Work order | Restate word for word the lines that begin the listing and end with the line holding "- 9.5, no electrostatic term (-no_edl): 3.8".

▬▬▬▬▬▬

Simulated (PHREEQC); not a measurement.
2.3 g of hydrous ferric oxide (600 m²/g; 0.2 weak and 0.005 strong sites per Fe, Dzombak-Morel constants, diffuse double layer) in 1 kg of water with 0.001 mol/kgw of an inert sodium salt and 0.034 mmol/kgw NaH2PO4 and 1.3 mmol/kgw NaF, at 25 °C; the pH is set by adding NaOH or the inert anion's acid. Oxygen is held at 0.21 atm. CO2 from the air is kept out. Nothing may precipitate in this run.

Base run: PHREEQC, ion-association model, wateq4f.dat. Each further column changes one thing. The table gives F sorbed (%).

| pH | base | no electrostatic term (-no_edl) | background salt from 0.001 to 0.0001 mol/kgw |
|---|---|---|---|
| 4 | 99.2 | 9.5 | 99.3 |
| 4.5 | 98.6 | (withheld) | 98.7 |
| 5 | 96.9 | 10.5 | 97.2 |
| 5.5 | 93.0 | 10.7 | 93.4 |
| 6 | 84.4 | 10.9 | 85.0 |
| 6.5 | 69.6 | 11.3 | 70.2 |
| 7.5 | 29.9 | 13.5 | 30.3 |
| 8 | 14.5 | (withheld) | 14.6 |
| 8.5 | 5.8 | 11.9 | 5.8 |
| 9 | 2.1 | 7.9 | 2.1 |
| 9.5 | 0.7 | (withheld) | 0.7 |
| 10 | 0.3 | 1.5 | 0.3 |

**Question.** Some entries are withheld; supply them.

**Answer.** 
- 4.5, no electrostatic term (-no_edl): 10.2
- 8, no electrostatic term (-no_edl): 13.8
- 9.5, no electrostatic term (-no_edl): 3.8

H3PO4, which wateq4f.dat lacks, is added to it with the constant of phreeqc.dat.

▬▬▬▬▬▬

Answer area |
Simulated (PHREEQC); not a measurement.
2.3 g of hydrous ferric oxide (600 m²/g; 0.2 weak and 0.005 strong sites per Fe, Dzombak-Morel constants, diffuse double layer) in 1 kg of water with 0.001 mol/kgw of an inert sodium salt and 0.034 mmol/kgw NaH2PO4 and 1.3 mmol/kgw NaF, at 25 °C; the pH is set by adding NaOH or the inert anion's acid. Oxygen is held at 0.21 atm. CO2 from the air is kept out. Nothing may precipitate in this run.

Base run: PHREEQC, ion-association model, wateq4f.dat. Each further column changes one thing. The table gives F sorbed (%).

| pH | base | no electrostatic term (-no_edl) | background salt from 0.001 to 0.0001 mol/kgw |
|---|---|---|---|
| 4 | 99.2 | 9.5 | 99.3 |
| 4.5 | 98.6 | (withheld) | 98.7 |
| 5 | 96.9 | 10.5 | 97.2 |
| 5.5 | 93.0 | 10.7 | 93.4 |
| 6 | 84.4 | 10.9 | 85.0 |
| 6.5 | 69.6 | 11.3 | 70.2 |
| 7.5 | 29.9 | 13.5 | 30.3 |
| 8 | 14.5 | (withheld) | 14.6 |
| 8.5 | 5.8 | 11.9 | 5.8 |
| 9 | 2.1 | 7.9 | 2.1 |
| 9.5 | 0.7 | (withheld) | 0.7 |
| 10 | 0.3 | 1.5 | 0.3 |

**Question.** Some entries are withheld; supply them.

**Answer.** 
- 4.5, no electrostatic term (-no_edl): 10.2
- 8, no electrostatic term (-no_edl): 13.8
- 9.5, no electrostatic term (-no_edl): 3.8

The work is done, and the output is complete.